Action item >> Retype every entry word for word.

Dataset content >>
####################

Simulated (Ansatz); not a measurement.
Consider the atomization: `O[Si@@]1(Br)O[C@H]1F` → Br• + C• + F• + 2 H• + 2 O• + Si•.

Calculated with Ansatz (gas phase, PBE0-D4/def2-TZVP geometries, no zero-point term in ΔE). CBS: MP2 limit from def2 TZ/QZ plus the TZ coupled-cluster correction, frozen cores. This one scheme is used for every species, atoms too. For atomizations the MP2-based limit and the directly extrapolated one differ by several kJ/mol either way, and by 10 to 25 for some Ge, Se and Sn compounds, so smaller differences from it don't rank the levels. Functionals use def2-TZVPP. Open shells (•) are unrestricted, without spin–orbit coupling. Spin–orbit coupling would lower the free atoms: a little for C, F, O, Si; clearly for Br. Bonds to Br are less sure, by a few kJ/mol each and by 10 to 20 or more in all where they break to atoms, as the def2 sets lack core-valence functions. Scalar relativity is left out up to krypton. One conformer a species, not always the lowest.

####################

Answer area >>
Simulated (Ansatz); not a measurement.
Consider the atomization: `O[Si@@]1(Br)O[C@H]1F` → Br• + C• + F• + 2 H• + 2 O• + Si•.

Calculated with Ansatz (gas phase, PBE0-D4/def2-TZVP geometries, no zero-point term in ΔE). CBS: MP2 limit from def2 TZ/QZ plus the TZ coupled-cluster correction, frozen cores. This one scheme is used for every species, atoms too. For atomizations the MP2-based limit and the directly extrapolated one differ by several kJ/mol either way, and by 10 to 25 for some Ge, Se and Sn compounds, so smaller differences from it don't rank the levels. Functionals use def2-TZVPP. Open shells (•) are unrestricted, without spin–orbit coupling. Spin–orbit coupling would lower the free atoms: a little for C, F, O, Si; clearly for Br. Bonds to Br are less sure, by a few kJ/mol each and by 10 to 20 or more in all where they break to atoms, as the def2 sets lack core-valence functions. Scalar relativity is left out up to krypton. One conformer a species, not always the lowest.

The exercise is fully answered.